### Requirement
The records that follow need to be output exactly as they are.

═══

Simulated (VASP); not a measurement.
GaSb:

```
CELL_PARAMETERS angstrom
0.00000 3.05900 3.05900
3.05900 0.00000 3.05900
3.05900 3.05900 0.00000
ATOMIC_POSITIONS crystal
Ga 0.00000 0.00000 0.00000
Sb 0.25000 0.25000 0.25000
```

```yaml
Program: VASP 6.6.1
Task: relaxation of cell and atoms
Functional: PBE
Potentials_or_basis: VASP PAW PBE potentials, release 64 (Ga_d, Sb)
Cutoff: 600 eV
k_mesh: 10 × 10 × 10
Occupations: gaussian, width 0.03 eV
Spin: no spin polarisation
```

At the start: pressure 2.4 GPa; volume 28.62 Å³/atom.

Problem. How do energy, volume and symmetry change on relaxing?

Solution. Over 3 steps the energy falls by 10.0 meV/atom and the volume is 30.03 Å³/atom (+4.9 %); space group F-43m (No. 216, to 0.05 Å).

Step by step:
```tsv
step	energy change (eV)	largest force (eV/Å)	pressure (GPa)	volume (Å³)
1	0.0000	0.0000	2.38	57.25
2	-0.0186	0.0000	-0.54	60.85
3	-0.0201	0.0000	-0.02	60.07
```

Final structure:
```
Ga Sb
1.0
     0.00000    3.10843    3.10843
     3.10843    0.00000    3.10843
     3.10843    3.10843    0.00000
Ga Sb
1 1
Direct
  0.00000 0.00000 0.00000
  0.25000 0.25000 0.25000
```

═══

### Written response
Simulated (VASP); not a measurement.
GaSb:

```
CELL_PARAMETERS angstrom
0.00000 3.05900 3.05900
3.05900 0.00000 3.05900
3.05900 3.05900 0.00000
ATOMIC_POSITIONS crystal
Ga 0.00000 0.00000 0.00000
Sb 0.25000 0.25000 0.25000
```

```yaml
Program: VASP 6.6.1
Task: relaxation of cell and atoms
Functional: PBE
Potentials_or_basis: VASP PAW PBE potentials, release 64 (Ga_d, Sb)
Cutoff: 600 eV
k_mesh: 10 × 10 × 10
Occupations: gaussian, width 0.03 eV
Spin: no spin polarisation
```

At the start: pressure 2.4 GPa; volume 28.62 Å³/atom.

Problem. How do energy, volume and symmetry change on relaxing?

Solution. Over 3 steps the energy falls by 10.0 meV/atom and the volume is 30.03 Å³/atom (+4.9 %); space group F-43m (No. 216, to 0.05 Å).

Step by step:
```tsv
step	energy change (eV)	largest force (eV/Å)	pressure (GPa)	volume (Å³)
1	0.0000	0.0000	2.38	57.25
2	-0.0186	0.0000	-0.54	60.85
3	-0.0201	0.0000	-0.02	60.07
```

Final structure:
```
Ga Sb
1.0
     0.00000    3.10843    3.10843
     3.10843    0.00000    3.10843
     3.10843    3.10843    0.00000
Ga Sb
1 1
Direct
  0.00000 0.00000 0.00000
  0.25000 0.25000 0.25000
```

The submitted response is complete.